Exercise ▸ All lines from the start of the listing below through the line containing "A compound C5H14Si2" are to be written out again exactly, and no others.

☆ ☆ ☆

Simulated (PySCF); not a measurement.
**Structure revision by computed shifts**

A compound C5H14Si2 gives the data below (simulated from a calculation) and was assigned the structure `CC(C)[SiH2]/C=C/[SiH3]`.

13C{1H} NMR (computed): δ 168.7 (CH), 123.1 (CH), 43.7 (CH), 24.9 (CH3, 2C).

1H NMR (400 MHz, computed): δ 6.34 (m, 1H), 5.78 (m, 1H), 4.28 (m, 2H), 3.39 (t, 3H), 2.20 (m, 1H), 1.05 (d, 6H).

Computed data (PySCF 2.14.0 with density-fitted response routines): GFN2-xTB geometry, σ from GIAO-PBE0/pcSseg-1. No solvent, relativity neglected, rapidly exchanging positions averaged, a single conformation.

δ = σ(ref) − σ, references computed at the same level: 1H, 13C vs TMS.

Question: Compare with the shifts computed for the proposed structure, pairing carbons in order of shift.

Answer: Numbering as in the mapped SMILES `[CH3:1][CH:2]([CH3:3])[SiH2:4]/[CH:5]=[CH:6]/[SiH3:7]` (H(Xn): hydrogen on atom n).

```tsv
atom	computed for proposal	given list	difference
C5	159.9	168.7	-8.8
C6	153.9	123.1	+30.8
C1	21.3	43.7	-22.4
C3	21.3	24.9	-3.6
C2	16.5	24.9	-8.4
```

☆ ☆ ☆

Solution ▸
Simulated (PySCF); not a measurement.
**Structure revision by computed shifts**

A compound C5H14Si2 gives the data below (simulated from a calculation) and was assigned the structure `CC(C)[SiH2]/C=C/[SiH3]`.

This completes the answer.